☆ ☆ ☆

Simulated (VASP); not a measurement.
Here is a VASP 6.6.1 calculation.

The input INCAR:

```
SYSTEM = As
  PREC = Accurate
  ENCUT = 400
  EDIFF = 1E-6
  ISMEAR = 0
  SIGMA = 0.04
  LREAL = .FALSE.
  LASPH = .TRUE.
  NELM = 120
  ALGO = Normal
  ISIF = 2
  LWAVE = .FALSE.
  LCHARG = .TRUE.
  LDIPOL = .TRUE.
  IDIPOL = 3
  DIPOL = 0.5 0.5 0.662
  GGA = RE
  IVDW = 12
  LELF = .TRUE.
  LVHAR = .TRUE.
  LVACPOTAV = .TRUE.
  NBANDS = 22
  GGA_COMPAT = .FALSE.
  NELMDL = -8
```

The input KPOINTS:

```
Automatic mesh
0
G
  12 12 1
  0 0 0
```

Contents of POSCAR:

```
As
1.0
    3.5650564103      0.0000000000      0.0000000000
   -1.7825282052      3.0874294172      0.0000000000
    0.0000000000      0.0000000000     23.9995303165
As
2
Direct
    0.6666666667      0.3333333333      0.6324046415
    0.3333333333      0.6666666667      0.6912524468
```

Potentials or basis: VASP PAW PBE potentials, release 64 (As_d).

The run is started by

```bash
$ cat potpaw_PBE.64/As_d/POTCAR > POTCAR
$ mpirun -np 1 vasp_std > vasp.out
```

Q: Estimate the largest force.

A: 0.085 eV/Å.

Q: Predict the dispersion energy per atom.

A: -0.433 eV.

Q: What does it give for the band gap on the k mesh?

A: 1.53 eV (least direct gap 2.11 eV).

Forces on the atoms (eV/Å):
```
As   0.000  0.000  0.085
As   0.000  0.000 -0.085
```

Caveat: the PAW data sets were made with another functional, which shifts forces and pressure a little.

☆ ☆ ☆

Please give back exactly the lines of the listing above that run from the one containing "Here is a VASP 6.6.1 calculation." through the one containing "A: -0.433 eV.", and only those.

Here is a VASP 6.6.1 calculation.

The input INCAR:

```
SYSTEM = As
  PREC = Accurate
  ENCUT = 400
  EDIFF = 1E-6
  ISMEAR = 0
  SIGMA = 0.04
  LREAL = .FALSE.
  LASPH = .TRUE.
  NELM = 120
  ALGO = Normal
  ISIF = 2
  LWAVE = .FALSE.
  LCHARG = .TRUE.
  LDIPOL = .TRUE.
  IDIPOL = 3
  DIPOL = 0.5 0.5 0.662
  GGA = RE
  IVDW = 12
  LELF = .TRUE.
  LVHAR = .TRUE.
  LVACPOTAV = .TRUE.
  NBANDS = 22
  GGA_COMPAT = .FALSE.
  NELMDL = -8
```

The input KPOINTS:

```
Automatic mesh
0
G
  12 12 1
  0 0 0
```

Contents of POSCAR:

```
As
1.0
    3.5650564103      0.0000000000      0.0000000000
   -1.7825282052      3.0874294172      0.0000000000
    0.0000000000      0.0000000000     23.9995303165
As
2
Direct
    0.6666666667      0.3333333333      0.6324046415
    0.3333333333      0.6666666667      0.6912524468
```

Potentials or basis: VASP PAW PBE potentials, release 64 (As_d).

The run is started by

```bash
$ cat potpaw_PBE.64/As_d/POTCAR > POTCAR
$ mpirun -np 1 vasp_std > vasp.out
```

Q: Estimate the largest force.

A: 0.085 eV/Å.

Q: Predict the dispersion energy per atom.

A: -0.433 eV.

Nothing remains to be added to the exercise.